_ _ _ _ _ _ _

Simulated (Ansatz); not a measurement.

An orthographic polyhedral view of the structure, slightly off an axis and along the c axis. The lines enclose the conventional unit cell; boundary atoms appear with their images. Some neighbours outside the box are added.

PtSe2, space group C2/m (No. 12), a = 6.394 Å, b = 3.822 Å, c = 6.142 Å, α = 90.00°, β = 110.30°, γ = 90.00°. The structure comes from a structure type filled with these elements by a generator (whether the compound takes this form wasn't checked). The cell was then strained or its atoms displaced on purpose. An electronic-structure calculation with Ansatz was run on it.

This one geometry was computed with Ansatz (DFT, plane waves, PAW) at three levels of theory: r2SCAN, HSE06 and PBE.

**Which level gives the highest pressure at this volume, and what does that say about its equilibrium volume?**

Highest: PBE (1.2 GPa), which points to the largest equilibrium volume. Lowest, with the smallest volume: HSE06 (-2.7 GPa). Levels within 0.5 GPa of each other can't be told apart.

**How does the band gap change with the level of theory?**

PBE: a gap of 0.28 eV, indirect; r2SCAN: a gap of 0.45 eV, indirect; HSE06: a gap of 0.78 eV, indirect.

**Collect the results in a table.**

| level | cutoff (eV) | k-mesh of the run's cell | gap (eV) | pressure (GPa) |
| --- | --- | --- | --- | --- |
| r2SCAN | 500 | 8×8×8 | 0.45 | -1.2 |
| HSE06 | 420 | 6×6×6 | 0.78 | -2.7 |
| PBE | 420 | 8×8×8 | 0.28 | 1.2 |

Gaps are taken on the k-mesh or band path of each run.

_ _ _ _ _ _ _

◆ WORK ORDER ◆
The first line of the listing above through the line containing "An orthographic polyhedral": print exactly that, both ends included.

◆ WORKED SOLUTION ◆
Simulated (Ansatz); not a measurement.

An orthographic polyhedral view of the structure, slightly off an axis and along the c axis. The lines enclose the conventional unit cell; boundary atoms appear with their images. Some neighbours outside the box are added.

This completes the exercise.